### Activity
What is needed is an exact copy of all the entries below.

Extracted entries section start

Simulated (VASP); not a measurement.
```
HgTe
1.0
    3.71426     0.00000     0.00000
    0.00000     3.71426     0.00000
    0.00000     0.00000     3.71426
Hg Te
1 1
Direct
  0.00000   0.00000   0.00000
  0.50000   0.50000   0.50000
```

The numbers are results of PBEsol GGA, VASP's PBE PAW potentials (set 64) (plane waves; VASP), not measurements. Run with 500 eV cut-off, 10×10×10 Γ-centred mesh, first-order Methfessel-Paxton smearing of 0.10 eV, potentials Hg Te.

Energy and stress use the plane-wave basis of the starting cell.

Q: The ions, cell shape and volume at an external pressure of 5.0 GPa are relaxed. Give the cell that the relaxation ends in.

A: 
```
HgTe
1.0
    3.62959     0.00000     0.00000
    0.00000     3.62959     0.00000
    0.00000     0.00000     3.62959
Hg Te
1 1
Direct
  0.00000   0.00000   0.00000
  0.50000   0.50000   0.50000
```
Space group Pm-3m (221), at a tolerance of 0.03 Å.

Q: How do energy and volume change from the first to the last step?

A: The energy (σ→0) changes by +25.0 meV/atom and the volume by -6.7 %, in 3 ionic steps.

Extracted entries section end

### Response box
Simulated (VASP); not a measurement.
```
HgTe
1.0
    3.71426     0.00000     0.00000
    0.00000     3.71426     0.00000
    0.00000     0.00000     3.71426
Hg Te
1 1
Direct
  0.00000   0.00000   0.00000
  0.50000   0.50000   0.50000
```

The numbers are results of PBEsol GGA, VASP's PBE PAW potentials (set 64) (plane waves; VASP), not measurements. Run with 500 eV cut-off, 10×10×10 Γ-centred mesh, first-order Methfessel-Paxton smearing of 0.10 eV, potentials Hg Te.

Energy and stress use the plane-wave basis of the starting cell.

Q: The ions, cell shape and volume at an external pressure of 5.0 GPa are relaxed. Give the cell that the relaxation ends in.

A: 
```
HgTe
1.0
    3.62959     0.00000     0.00000
    0.00000     3.62959     0.00000
    0.00000     0.00000     3.62959
Hg Te
1 1
Direct
  0.00000   0.00000   0.00000
  0.50000   0.50000   0.50000
```
Space group Pm-3m (221), at a tolerance of 0.03 Å.

Q: How do energy and volume change from the first to the last step?

A: The energy (σ→0) changes by +25.0 meV/atom and the volume by -6.7 %, in 3 ionic steps.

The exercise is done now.